**RECORDS PROVIDED**
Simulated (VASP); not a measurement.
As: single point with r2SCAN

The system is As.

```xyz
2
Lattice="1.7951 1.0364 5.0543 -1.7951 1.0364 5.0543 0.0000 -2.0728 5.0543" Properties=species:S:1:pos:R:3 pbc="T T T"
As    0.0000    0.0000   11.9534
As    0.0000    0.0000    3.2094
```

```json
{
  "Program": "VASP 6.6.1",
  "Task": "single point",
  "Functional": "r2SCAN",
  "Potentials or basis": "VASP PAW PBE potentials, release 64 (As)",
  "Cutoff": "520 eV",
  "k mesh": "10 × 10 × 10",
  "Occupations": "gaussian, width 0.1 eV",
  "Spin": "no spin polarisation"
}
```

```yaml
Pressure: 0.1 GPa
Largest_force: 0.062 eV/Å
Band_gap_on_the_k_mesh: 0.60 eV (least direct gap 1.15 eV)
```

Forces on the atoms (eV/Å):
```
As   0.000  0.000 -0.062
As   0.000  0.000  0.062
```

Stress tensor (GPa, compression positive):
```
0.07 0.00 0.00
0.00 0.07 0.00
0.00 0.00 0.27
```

**WORK REQUEST**
Each entry should be reproduced in the output exactly.

**EXERCISE RESULT**
Simulated (VASP); not a measurement.
As: single point with r2SCAN

The system is As.

```xyz
2
Lattice="1.7951 1.0364 5.0543 -1.7951 1.0364 5.0543 0.0000 -2.0728 5.0543" Properties=species:S:1:pos:R:3 pbc="T T T"
As    0.0000    0.0000   11.9534
As    0.0000    0.0000    3.2094
```

```json
{
  "Program": "VASP 6.6.1",
  "Task": "single point",
  "Functional": "r2SCAN",
  "Potentials or basis": "VASP PAW PBE potentials, release 64 (As)",
  "Cutoff": "520 eV",
  "k mesh": "10 × 10 × 10",
  "Occupations": "gaussian, width 0.1 eV",
  "Spin": "no spin polarisation"
}
```

```yaml
Pressure: 0.1 GPa
Largest_force: 0.062 eV/Å
Band_gap_on_the_k_mesh: 0.60 eV (least direct gap 1.15 eV)
```

Forces on the atoms (eV/Å):
```
As   0.000  0.000 -0.062
As   0.000  0.000  0.062
```

Stress tensor (GPa, compression positive):
```
0.07 0.00 0.00
0.00 0.07 0.00
0.00 0.00 0.27
```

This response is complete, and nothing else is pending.